▶ Task item
Quote only the lines from the top of the listing below down to and including the line with "Two lengths of".

<<<<

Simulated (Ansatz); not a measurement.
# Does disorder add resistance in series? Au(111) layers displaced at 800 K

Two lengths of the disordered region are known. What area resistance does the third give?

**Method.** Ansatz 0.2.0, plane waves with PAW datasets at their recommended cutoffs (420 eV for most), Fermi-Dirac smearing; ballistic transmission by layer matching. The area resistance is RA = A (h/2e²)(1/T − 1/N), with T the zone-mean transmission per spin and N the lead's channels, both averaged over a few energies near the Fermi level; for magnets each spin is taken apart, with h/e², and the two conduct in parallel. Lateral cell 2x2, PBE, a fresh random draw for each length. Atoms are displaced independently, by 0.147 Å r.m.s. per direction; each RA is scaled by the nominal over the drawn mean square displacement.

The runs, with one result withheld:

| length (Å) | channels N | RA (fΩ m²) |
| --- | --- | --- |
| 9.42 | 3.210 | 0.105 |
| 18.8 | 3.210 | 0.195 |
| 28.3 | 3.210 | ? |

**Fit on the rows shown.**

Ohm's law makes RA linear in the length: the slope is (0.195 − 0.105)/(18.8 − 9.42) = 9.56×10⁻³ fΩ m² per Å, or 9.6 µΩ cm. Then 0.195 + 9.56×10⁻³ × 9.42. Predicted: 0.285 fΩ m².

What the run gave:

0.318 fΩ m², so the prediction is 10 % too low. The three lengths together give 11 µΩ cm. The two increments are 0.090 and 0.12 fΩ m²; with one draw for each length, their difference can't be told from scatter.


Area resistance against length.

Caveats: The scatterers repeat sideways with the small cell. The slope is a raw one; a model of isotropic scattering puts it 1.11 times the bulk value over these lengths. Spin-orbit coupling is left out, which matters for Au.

>>>>

▶ Written solution
Simulated (Ansatz); not a measurement.
# Does disorder add resistance in series? Au(111) layers displaced at 800 K

Two lengths of the disordered region are known. What area resistance does the third give?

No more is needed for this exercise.